> _Information supplied_
*** Begin section ***
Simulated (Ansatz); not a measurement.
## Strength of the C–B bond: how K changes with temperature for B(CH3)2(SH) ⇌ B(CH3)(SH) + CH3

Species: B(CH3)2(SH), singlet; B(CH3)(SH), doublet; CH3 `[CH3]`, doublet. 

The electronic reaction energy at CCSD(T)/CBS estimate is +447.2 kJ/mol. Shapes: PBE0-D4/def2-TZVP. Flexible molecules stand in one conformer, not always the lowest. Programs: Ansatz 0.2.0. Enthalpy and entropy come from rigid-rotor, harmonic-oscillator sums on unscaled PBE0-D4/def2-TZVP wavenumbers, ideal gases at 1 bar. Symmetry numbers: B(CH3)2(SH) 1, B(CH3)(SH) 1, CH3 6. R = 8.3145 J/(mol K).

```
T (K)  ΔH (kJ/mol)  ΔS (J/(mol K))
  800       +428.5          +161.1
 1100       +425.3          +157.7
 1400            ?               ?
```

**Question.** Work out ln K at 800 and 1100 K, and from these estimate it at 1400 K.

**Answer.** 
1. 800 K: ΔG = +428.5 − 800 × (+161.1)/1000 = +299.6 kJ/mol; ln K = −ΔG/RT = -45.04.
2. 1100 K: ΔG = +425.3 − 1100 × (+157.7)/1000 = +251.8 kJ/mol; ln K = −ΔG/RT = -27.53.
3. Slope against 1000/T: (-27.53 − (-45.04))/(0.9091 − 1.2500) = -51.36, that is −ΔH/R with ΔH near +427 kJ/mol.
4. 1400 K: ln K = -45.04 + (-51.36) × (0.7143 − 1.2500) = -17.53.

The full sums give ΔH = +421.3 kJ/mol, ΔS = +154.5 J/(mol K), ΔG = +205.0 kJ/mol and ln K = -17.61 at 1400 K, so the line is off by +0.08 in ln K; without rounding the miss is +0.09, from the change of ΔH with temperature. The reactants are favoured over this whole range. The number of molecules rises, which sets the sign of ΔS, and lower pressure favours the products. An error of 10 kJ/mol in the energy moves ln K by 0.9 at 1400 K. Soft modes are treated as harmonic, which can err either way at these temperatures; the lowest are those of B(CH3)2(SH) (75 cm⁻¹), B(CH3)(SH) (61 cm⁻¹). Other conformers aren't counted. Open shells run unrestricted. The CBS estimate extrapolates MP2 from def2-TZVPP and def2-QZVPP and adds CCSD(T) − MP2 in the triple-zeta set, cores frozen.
*** End section ***

> _Task item_
The first line of the listing above through the line containing "4. 1400 K: ln": print exactly that, both ends included.

> _Answer section_
Simulated (Ansatz); not a measurement.
## Strength of the C–B bond: how K changes with temperature for B(CH3)2(SH) ⇌ B(CH3)(SH) + CH3

Species: B(CH3)2(SH), singlet; B(CH3)(SH), doublet; CH3 `[CH3]`, doublet. 

The electronic reaction energy at CCSD(T)/CBS estimate is +447.2 kJ/mol. Shapes: PBE0-D4/def2-TZVP. Flexible molecules stand in one conformer, not always the lowest. Programs: Ansatz 0.2.0. Enthalpy and entropy come from rigid-rotor, harmonic-oscillator sums on unscaled PBE0-D4/def2-TZVP wavenumbers, ideal gases at 1 bar. Symmetry numbers: B(CH3)2(SH) 1, B(CH3)(SH) 1, CH3 6. R = 8.3145 J/(mol K).

```
T (K)  ΔH (kJ/mol)  ΔS (J/(mol K))
  800       +428.5          +161.1
 1100       +425.3          +157.7
 1400            ?               ?
```

**Question.** Work out ln K at 800 and 1100 K, and from these estimate it at 1400 K.

**Answer.** 
1. 800 K: ΔG = +428.5 − 800 × (+161.1)/1000 = +299.6 kJ/mol; ln K = −ΔG/RT = -45.04.
2. 1100 K: ΔG = +425.3 − 1100 × (+157.7)/1000 = +251.8 kJ/mol; ln K = −ΔG/RT = -27.53.
3. Slope against 1000/T: (-27.53 − (-45.04))/(0.9091 − 1.2500) = -51.36, that is −ΔH/R with ΔH near +427 kJ/mol.
4. 1400 K: ln K = -45.04 + (-51.36) × (0.7143 − 1.2500) = -17.53.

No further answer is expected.